|---|

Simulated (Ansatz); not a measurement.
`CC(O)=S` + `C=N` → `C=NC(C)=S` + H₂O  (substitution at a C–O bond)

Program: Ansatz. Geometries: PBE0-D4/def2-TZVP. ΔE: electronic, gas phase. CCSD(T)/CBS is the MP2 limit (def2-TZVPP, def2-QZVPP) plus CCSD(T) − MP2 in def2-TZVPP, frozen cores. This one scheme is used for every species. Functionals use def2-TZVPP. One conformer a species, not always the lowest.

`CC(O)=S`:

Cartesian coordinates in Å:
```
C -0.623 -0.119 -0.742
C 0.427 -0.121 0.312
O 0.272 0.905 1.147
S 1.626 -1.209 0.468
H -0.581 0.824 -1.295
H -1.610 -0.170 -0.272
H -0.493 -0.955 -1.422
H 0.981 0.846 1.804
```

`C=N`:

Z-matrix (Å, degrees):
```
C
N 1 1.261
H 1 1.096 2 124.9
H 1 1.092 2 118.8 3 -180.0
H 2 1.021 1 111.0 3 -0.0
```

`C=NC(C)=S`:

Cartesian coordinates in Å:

|---|

REQUIREMENT
Please repeat the records so that each one reads exactly as it does above.

EXERCISE OUTPUT
Simulated (Ansatz); not a measurement.
`CC(O)=S` + `C=N` → `C=NC(C)=S` + H₂O  (substitution at a C–O bond)

Program: Ansatz. Geometries: PBE0-D4/def2-TZVP. ΔE: electronic, gas phase. CCSD(T)/CBS is the MP2 limit (def2-TZVPP, def2-QZVPP) plus CCSD(T) − MP2 in def2-TZVPP, frozen cores. This one scheme is used for every species. Functionals use def2-TZVPP. One conformer a species, not always the lowest.

`CC(O)=S`:

Cartesian coordinates in Å:
```
C -0.623 -0.119 -0.742
C 0.427 -0.121 0.312
O 0.272 0.905 1.147
S 1.626 -1.209 0.468
H -0.581 0.824 -1.295
H -1.610 -0.170 -0.272
H -0.493 -0.955 -1.422
H 0.981 0.846 1.804
```

`C=N`:

Z-matrix (Å, degrees):
```
C
N 1 1.261
H 1 1.096 2 124.9
H 1 1.092 2 118.8 3 -180.0
H 2 1.021 1 111.0 3 -0.0
```

`C=NC(C)=S`:

Cartesian coordinates in Å:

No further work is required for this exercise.